**Work request:** Copy the records below verbatim, from the first line through the line containing "64 (Zn, S) |", inclusive, and output nothing else.

[[ Material supplied, beginning ]]

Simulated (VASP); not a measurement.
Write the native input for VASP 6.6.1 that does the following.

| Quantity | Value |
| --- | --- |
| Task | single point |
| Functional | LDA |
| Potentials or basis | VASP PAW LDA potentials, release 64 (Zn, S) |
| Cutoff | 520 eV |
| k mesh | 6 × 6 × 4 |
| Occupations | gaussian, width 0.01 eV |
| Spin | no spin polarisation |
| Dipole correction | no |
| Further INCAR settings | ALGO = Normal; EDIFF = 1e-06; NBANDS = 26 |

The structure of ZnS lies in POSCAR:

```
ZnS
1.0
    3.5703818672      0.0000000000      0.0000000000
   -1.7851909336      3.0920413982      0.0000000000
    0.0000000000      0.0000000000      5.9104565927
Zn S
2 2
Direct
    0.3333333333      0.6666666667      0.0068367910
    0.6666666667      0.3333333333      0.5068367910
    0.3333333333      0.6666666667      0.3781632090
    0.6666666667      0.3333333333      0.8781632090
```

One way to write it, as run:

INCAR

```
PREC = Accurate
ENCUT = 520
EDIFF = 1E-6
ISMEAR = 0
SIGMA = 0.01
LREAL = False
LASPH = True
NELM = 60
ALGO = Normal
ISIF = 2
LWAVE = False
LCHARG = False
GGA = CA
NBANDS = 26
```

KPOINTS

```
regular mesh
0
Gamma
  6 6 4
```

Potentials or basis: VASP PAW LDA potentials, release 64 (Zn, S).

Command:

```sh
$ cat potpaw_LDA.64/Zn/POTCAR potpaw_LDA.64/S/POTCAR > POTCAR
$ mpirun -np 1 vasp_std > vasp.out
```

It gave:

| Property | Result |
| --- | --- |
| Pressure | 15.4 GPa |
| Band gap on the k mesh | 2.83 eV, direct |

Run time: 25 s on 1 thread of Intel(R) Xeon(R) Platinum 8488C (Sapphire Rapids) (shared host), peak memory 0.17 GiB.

[[ Material supplied, end ]]

**Solution:**
Simulated (VASP); not a measurement.
Write the native input for VASP 6.6.1 that does the following.

| Quantity | Value |
| --- | --- |
| Task | single point |
| Functional | LDA |
| Potentials or basis | VASP PAW LDA potentials, release 64 (Zn, S) |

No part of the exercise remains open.